Write out exactly the lines of the entries below, from the first through the line containing "64 (Al, Ru_pv).", and nothing beyond them.

:::

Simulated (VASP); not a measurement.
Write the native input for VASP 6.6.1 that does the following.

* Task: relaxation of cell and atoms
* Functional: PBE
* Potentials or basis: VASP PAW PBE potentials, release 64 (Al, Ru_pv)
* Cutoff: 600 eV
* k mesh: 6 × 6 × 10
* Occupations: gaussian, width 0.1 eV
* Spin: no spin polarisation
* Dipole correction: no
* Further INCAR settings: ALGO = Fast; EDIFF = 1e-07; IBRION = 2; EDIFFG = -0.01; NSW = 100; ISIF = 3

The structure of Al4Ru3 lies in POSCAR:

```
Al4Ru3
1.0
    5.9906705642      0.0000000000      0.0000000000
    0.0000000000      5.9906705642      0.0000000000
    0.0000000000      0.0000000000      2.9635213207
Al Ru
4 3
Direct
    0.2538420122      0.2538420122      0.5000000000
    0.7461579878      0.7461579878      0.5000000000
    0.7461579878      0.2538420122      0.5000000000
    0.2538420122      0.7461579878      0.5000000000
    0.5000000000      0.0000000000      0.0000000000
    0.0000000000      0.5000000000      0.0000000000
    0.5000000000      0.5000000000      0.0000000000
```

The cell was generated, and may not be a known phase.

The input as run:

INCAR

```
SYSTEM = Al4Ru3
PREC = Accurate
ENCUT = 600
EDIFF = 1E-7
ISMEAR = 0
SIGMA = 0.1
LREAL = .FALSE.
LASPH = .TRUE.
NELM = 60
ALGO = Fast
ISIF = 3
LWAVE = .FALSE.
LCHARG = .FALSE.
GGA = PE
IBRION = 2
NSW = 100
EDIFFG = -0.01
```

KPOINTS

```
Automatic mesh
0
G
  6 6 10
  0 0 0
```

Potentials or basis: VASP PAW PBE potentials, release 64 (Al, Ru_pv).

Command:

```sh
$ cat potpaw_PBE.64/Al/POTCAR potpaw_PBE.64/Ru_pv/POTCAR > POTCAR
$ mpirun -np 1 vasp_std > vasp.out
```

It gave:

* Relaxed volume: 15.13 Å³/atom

:::

#### Solution:
Simulated (VASP); not a measurement.
Write the native input for VASP 6.6.1 that does the following.

* Task: relaxation of cell and atoms
* Functional: PBE
* Potentials or basis: VASP PAW PBE potentials, release 64 (Al, Ru_pv)
* Cutoff: 600 eV
* k mesh: 6 × 6 × 10
* Occupations: gaussian, width 0.1 eV
* Spin: no spin polarisation
* Dipole correction: no
* Further INCAR settings: ALGO = Fast; EDIFF = 1e-07; IBRION = 2; EDIFFG = -0.01; NSW = 100; ISIF = 3

The structure of Al4Ru3 lies in POSCAR:

```
Al4Ru3
1.0
    5.9906705642      0.0000000000      0.0000000000
    0.0000000000      5.9906705642      0.0000000000
    0.0000000000      0.0000000000      2.9635213207
Al Ru
4 3
Direct
    0.2538420122      0.2538420122      0.5000000000
    0.7461579878      0.7461579878      0.5000000000
    0.7461579878      0.2538420122      0.5000000000
    0.2538420122      0.7461579878      0.5000000000
    0.5000000000      0.0000000000      0.0000000000
    0.0000000000      0.5000000000      0.0000000000
    0.5000000000      0.5000000000      0.0000000000
```

The cell was generated, and may not be a known phase.

The input as run:

INCAR

```
SYSTEM = Al4Ru3
PREC = Accurate
ENCUT = 600
EDIFF = 1E-7
ISMEAR = 0
SIGMA = 0.1
LREAL = .FALSE.
LASPH = .TRUE.
NELM = 60
ALGO = Fast
ISIF = 3
LWAVE = .FALSE.
LCHARG = .FALSE.
GGA = PE
IBRION = 2
NSW = 100
EDIFFG = -0.01
```

KPOINTS

```
Automatic mesh
0
G
  6 6 10
  0 0 0
```

Potentials or basis: VASP PAW PBE potentials, release 64 (Al, Ru_pv).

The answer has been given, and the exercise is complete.